** Opening Given information block **
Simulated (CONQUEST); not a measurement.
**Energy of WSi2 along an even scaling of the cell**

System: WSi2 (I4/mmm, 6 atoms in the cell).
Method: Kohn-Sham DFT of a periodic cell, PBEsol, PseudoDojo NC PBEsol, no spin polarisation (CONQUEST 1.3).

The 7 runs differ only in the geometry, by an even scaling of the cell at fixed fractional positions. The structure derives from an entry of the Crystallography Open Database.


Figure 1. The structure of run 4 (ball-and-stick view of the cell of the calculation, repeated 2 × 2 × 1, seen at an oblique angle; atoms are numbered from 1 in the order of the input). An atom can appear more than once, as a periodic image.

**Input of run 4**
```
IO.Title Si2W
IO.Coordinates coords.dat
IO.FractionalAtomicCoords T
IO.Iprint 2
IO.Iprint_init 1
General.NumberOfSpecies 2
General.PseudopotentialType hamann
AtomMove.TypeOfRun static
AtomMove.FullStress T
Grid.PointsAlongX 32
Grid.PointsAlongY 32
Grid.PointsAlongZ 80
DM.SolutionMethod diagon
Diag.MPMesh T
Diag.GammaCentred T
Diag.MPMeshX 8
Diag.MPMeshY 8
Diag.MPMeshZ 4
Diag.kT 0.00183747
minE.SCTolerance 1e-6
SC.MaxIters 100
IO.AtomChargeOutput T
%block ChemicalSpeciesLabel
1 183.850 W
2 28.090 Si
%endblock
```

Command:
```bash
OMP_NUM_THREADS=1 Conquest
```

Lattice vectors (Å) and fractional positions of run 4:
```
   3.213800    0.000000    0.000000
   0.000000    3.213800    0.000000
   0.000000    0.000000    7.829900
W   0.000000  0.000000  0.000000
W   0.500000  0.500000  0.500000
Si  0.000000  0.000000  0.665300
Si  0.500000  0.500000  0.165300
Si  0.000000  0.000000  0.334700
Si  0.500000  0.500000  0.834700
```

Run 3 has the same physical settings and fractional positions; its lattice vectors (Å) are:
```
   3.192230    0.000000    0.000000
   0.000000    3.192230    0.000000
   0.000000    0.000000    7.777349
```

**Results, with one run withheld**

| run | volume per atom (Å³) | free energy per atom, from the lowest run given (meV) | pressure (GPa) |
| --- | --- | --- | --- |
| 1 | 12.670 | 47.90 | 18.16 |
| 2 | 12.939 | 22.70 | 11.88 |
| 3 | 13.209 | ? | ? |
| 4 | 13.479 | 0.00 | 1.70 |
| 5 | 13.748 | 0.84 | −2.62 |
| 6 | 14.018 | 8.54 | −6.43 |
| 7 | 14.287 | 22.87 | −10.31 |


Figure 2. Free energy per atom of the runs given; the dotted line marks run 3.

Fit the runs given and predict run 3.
** Closing Given information block **

§ **Work order**
Using the listing above, copy exactly the line that contains "0.00 | 1.70 |", the line that contains "Figure 2. Free", and each line that falls between them.

§ **Answer section**
| 4 | 13.479 | 0.00 | 1.70 |
| 5 | 13.748 | 0.84 | −2.62 |
| 6 | 14.018 | 8.54 | −6.43 |
| 7 | 14.287 | 22.87 | −10.31 |


Figure 2. Free energy per atom of the runs given; the dotted line marks run 3.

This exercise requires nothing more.